## ACTION ITEM
In the listing below, the lines starting with the line with "Potentials or basis: VASP" and going on through the line with "Question: How long" are to be reproduced exactly, and only those.

(RECORD SET)

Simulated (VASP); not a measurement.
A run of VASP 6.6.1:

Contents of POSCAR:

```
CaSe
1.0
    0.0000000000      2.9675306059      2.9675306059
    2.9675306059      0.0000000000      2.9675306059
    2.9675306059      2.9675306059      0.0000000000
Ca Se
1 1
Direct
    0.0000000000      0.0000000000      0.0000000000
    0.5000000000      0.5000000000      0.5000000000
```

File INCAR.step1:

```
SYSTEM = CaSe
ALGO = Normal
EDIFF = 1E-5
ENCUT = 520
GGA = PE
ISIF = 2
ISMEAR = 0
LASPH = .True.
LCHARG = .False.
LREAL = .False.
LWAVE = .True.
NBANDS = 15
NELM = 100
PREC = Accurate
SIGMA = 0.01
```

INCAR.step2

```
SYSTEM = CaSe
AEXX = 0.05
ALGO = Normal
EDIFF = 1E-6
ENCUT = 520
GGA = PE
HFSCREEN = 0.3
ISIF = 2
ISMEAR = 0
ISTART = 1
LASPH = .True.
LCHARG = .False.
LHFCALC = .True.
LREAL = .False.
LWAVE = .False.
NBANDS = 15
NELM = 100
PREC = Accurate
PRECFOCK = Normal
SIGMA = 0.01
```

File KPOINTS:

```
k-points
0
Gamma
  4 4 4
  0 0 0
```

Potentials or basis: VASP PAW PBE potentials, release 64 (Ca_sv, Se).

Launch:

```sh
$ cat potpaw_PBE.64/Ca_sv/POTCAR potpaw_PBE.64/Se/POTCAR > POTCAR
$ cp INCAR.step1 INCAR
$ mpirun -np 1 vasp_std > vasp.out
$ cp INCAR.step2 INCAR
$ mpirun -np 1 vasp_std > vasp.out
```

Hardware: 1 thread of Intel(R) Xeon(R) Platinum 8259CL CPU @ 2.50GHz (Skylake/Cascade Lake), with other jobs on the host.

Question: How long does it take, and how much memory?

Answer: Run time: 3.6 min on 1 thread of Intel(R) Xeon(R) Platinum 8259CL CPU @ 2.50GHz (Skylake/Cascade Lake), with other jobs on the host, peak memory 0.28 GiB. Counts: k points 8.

(End RECORD SET)

## EXERCISE RESPONSE
Potentials or basis: VASP PAW PBE potentials, release 64 (Ca_sv, Se).

Launch:

```sh
$ cat potpaw_PBE.64/Ca_sv/POTCAR potpaw_PBE.64/Se/POTCAR > POTCAR
$ cp INCAR.step1 INCAR
$ mpirun -np 1 vasp_std > vasp.out
$ cp INCAR.step2 INCAR
$ mpirun -np 1 vasp_std > vasp.out
```

Hardware: 1 thread of Intel(R) Xeon(R) Platinum 8259CL CPU @ 2.50GHz (Skylake/Cascade Lake), with other jobs on the host.

Question: How long does it take, and how much memory?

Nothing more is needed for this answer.